>>>

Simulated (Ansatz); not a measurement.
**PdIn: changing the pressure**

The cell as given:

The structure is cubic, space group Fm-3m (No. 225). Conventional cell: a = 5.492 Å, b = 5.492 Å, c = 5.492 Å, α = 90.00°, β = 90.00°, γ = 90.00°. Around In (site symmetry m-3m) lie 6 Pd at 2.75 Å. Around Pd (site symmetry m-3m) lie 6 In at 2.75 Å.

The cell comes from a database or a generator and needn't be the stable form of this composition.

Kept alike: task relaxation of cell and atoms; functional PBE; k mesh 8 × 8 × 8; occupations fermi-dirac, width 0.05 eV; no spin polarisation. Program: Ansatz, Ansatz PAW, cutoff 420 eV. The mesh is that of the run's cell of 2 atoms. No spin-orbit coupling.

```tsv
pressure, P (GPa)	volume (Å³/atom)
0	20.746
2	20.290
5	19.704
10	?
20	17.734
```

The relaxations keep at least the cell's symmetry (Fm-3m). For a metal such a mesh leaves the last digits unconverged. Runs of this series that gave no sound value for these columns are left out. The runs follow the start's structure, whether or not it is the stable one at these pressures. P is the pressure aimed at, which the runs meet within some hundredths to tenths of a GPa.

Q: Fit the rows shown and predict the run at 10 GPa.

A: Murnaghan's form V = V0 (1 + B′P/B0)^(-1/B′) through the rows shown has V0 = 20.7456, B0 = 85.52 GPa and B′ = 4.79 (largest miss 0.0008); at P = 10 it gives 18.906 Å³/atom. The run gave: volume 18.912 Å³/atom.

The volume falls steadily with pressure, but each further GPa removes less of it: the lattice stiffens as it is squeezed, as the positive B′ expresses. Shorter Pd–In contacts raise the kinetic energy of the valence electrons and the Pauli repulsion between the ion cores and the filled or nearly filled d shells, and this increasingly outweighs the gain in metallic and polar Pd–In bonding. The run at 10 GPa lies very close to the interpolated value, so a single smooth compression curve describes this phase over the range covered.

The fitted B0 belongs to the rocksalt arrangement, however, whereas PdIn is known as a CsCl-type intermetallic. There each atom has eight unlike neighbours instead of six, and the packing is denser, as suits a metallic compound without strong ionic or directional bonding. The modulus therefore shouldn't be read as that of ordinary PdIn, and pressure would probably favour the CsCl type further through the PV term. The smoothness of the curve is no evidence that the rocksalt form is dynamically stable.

<<<

**Brief**
All that belongs in your answer is the stretch of entries above from the line with "changing the pressure**" through the line with "The volume falls", printed exactly.

**Exercise result**
**PdIn: changing the pressure**

The cell as given:

The structure is cubic, space group Fm-3m (No. 225). Conventional cell: a = 5.492 Å, b = 5.492 Å, c = 5.492 Å, α = 90.00°, β = 90.00°, γ = 90.00°. Around In (site symmetry m-3m) lie 6 Pd at 2.75 Å. Around Pd (site symmetry m-3m) lie 6 In at 2.75 Å.

The cell comes from a database or a generator and needn't be the stable form of this composition.

Kept alike: task relaxation of cell and atoms; functional PBE; k mesh 8 × 8 × 8; occupations fermi-dirac, width 0.05 eV; no spin polarisation. Program: Ansatz, Ansatz PAW, cutoff 420 eV. The mesh is that of the run's cell of 2 atoms. No spin-orbit coupling.

```tsv
pressure, P (GPa)	volume (Å³/atom)
0	20.746
2	20.290
5	19.704
10	?
20	17.734
```

The relaxations keep at least the cell's symmetry (Fm-3m). For a metal such a mesh leaves the last digits unconverged. Runs of this series that gave no sound value for these columns are left out. The runs follow the start's structure, whether or not it is the stable one at these pressures. P is the pressure aimed at, which the runs meet within some hundredths to tenths of a GPa.

Q: Fit the rows shown and predict the run at 10 GPa.

A: Murnaghan's form V = V0 (1 + B′P/B0)^(-1/B′) through the rows shown has V0 = 20.7456, B0 = 85.52 GPa and B′ = 4.79 (largest miss 0.0008); at P = 10 it gives 18.906 Å³/atom. The run gave: volume 18.912 Å³/atom.

The volume falls steadily with pressure, but each further GPa removes less of it: the lattice stiffens as it is squeezed, as the positive B′ expresses. Shorter Pd–In contacts raise the kinetic energy of the valence electrons and the Pauli repulsion between the ion cores and the filled or nearly filled d shells, and this increasingly outweighs the gain in metallic and polar Pd–In bonding. The run at 10 GPa lies very close to the interpolated value, so a single smooth compression curve describes this phase over the range covered.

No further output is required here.